--- START ---

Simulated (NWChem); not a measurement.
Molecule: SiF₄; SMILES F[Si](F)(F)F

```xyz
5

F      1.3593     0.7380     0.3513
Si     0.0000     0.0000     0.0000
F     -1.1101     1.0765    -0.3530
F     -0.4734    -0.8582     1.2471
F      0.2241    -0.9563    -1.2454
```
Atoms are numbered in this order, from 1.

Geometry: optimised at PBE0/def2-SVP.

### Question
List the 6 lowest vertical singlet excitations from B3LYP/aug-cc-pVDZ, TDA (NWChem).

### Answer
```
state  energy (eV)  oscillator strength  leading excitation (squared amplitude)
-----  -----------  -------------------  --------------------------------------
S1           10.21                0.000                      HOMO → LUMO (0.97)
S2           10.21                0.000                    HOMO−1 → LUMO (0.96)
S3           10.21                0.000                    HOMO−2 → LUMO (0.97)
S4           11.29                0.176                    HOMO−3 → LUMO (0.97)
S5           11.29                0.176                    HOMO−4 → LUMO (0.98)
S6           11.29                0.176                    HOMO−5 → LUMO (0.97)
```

--- END ---

* Exercise:
Where the line holding "Molecule: SiF₄; SMILES F[Si](F)(F)F" appears in the listing above, start reproducing exactly, and end with the line holding "List the 6 lowest".

* Task solution:
Molecule: SiF₄; SMILES F[Si](F)(F)F

```xyz
5

F      1.3593     0.7380     0.3513
Si     0.0000     0.0000     0.0000
F     -1.1101     1.0765    -0.3530
F     -0.4734    -0.8582     1.2471
F      0.2241    -0.9563    -1.2454
```
Atoms are numbered in this order, from 1.

Geometry: optimised at PBE0/def2-SVP.

### Question
List the 6 lowest vertical singlet excitations from B3LYP/aug-cc-pVDZ, TDA (NWChem).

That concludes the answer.